INFORMATION START
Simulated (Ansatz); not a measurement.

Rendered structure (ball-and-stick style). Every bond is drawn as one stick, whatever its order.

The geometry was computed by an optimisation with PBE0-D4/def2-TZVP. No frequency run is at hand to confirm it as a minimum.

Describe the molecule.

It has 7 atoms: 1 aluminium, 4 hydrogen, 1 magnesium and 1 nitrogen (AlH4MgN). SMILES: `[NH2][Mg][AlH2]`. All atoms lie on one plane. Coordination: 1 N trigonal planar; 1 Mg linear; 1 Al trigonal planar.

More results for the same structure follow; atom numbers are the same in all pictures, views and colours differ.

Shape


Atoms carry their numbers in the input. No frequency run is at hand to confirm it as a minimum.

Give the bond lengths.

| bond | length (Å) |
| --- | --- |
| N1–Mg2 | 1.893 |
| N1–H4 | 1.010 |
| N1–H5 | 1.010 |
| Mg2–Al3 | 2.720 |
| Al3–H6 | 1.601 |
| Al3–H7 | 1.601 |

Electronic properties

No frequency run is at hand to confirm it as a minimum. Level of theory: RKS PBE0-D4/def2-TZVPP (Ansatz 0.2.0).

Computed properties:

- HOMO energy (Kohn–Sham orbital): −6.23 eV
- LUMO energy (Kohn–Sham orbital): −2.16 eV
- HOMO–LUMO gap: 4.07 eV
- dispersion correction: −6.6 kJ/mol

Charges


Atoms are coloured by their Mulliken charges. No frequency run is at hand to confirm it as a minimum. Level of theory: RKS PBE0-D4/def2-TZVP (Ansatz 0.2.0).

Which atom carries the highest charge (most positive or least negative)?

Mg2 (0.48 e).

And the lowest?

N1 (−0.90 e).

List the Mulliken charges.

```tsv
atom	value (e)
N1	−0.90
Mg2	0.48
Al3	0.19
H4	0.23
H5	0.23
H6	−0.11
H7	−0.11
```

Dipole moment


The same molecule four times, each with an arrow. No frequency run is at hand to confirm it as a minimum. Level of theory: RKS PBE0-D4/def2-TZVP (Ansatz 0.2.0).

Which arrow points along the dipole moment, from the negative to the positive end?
INFORMATION END

TASK ITEM: From the data above, output exactly the lines between the one containing "Al3–H6 | 1.601 |" and the one containing "- HOMO energy (Kohn–Sham orbital): −6.23 eV", counting both of them.

RESPONSE:
| Al3–H6 | 1.601 |
| Al3–H7 | 1.601 |

Electronic properties

No frequency run is at hand to confirm it as a minimum. Level of theory: RKS PBE0-D4/def2-TZVPP (Ansatz 0.2.0).

Computed properties:

- HOMO energy (Kohn–Sham orbital): −6.23 eV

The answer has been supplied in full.